■ ■ ■ ■ ■
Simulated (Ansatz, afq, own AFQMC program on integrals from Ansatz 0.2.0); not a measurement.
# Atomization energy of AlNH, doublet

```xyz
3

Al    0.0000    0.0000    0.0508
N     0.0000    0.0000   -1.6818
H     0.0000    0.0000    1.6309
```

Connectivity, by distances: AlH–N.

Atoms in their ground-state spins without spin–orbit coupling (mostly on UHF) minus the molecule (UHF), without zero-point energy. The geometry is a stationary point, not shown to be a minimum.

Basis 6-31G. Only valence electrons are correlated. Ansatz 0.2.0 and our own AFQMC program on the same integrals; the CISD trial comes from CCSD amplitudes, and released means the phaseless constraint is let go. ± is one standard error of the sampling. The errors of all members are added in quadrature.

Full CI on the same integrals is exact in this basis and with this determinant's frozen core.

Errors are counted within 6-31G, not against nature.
■ ■ ■ ■ ■

• _Assigned task_
Nothing but the lines from the beginning of the records through the line with "Connectivity, by distances: AlH–N." should appear, each printed exactly.

• _Task result_
Simulated (Ansatz, afq, own AFQMC program on integrals from Ansatz 0.2.0); not a measurement.
# Atomization energy of AlNH, doublet

```xyz
3

Al    0.0000    0.0000    0.0508
N     0.0000    0.0000   -1.6818
H     0.0000    0.0000    1.6309
```

Connectivity, by distances: AlH–N.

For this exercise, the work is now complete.